══════════

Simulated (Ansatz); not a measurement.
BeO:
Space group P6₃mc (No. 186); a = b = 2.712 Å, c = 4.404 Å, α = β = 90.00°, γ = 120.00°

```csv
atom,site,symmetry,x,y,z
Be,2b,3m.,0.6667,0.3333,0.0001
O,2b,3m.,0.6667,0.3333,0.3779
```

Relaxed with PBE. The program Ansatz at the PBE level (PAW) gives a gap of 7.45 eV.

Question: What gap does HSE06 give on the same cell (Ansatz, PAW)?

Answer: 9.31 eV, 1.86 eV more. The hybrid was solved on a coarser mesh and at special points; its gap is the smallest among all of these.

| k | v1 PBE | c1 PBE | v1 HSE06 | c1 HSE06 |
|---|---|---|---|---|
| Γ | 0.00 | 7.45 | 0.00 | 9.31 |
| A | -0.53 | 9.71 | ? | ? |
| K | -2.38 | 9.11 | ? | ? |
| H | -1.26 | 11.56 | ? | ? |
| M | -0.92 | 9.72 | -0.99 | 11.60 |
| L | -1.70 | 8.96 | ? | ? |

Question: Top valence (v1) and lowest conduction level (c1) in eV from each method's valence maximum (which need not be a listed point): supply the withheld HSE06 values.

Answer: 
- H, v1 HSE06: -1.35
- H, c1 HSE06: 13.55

══════════

Would you quote everything above from the line containing "0.00 | 9.31 |" down to the line containing "-1.70 | 8.96 | ? | ? |"? Include both of those lines and nothing else.

**Answer space**
| Γ | 0.00 | 7.45 | 0.00 | 9.31 |
| A | -0.53 | 9.71 | ? | ? |
| K | -2.38 | 9.11 | ? | ? |
| H | -1.26 | 11.56 | ? | ? |
| M | -0.92 | 9.72 | -0.99 | 11.60 |
| L | -1.70 | 8.96 | ? | ? |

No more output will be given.